The records appear below. Copy each one exactly.

══ Given records
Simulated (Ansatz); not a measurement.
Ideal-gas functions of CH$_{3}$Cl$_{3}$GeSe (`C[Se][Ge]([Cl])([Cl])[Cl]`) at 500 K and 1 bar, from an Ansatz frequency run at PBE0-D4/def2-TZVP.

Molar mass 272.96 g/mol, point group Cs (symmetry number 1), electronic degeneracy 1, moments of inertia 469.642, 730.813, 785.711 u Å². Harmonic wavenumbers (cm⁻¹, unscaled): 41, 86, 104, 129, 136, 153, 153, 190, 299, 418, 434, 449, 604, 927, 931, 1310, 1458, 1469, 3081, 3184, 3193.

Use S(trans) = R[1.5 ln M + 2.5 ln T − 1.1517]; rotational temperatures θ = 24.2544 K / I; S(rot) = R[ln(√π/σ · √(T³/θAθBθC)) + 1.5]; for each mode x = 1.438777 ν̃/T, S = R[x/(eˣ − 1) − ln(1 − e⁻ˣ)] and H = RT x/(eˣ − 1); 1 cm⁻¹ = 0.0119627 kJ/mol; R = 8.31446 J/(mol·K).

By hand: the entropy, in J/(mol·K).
════

* Your response *
Simulated (Ansatz); not a measurement.
Ideal-gas functions of CH$_{3}$Cl$_{3}$GeSe (`C[Se][Ge]([Cl])([Cl])[Cl]`) at 500 K and 1 bar, from an Ansatz frequency run at PBE0-D4/def2-TZVP.

Molar mass 272.96 g/mol, point group Cs (symmetry number 1), electronic degeneracy 1, moments of inertia 469.642, 730.813, 785.711 u Å². Harmonic wavenumbers (cm⁻¹, unscaled): 41, 86, 104, 129, 136, 153, 153, 190, 299, 418, 434, 449, 604, 927, 931, 1310, 1458, 1469, 3081, 3184, 3193.

Use S(trans) = R[1.5 ln M + 2.5 ln T − 1.1517]; rotational temperatures θ = 24.2544 K / I; S(rot) = R[ln(√π/σ · √(T³/θAθBθC)) + 1.5]; for each mode x = 1.438777 ν̃/T, S = R[x/(eˣ − 1) − ln(1 − e⁻ˣ)] and H = RT x/(eˣ − 1); 1 cm⁻¹ = 0.0119627 kJ/mol; R = 8.31446 J/(mol·K).

By hand: the entropy, in J/(mol·K).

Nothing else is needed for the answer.